**Work task:**
Nothing in the data may be altered as it is transcribed.

▬▬▬▬▬▬▬▬▬▬

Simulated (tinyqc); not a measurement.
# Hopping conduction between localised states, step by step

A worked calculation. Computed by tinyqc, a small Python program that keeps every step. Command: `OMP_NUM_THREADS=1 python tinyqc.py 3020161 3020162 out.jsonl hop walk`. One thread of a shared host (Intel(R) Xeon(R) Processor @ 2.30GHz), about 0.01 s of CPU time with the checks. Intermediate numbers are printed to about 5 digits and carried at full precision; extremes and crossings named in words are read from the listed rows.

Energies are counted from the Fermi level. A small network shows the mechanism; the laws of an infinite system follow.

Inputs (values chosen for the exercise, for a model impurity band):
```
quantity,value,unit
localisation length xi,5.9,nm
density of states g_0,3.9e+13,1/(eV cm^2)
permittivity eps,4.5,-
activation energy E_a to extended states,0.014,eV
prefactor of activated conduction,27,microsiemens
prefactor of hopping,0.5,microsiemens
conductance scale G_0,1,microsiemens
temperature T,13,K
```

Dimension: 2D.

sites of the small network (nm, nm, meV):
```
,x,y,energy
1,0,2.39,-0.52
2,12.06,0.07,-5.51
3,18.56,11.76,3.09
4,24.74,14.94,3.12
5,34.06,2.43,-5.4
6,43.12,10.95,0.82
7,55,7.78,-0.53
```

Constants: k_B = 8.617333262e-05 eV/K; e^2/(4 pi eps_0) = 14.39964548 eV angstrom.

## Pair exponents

▬▬▬▬▬▬▬▬▬▬

**Answer section:**
Simulated (tinyqc); not a measurement.
# Hopping conduction between localised states, step by step

A worked calculation. Computed by tinyqc, a small Python program that keeps every step. Command: `OMP_NUM_THREADS=1 python tinyqc.py 3020161 3020162 out.jsonl hop walk`. One thread of a shared host (Intel(R) Xeon(R) Processor @ 2.30GHz), about 0.01 s of CPU time with the checks. Intermediate numbers are printed to about 5 digits and carried at full precision; extremes and crossings named in words are read from the listed rows.

Energies are counted from the Fermi level. A small network shows the mechanism; the laws of an infinite system follow.

Inputs (values chosen for the exercise, for a model impurity band):
```
quantity,value,unit
localisation length xi,5.9,nm
density of states g_0,3.9e+13,1/(eV cm^2)
permittivity eps,4.5,-
activation energy E_a to extended states,0.014,eV
prefactor of activated conduction,27,microsiemens
prefactor of hopping,0.5,microsiemens
conductance scale G_0,1,microsiemens
temperature T,13,K
```

Dimension: 2D.

sites of the small network (nm, nm, meV):
```
,x,y,energy
1,0,2.39,-0.52
2,12.06,0.07,-5.51
3,18.56,11.76,3.09
4,24.74,14.94,3.12
5,34.06,2.43,-5.4
6,43.12,10.95,0.82
7,55,7.78,-0.53
```

Constants: k_B = 8.617333262e-05 eV/K; e^2/(4 pi eps_0) = 14.39964548 eV angstrom.

## Pair exponents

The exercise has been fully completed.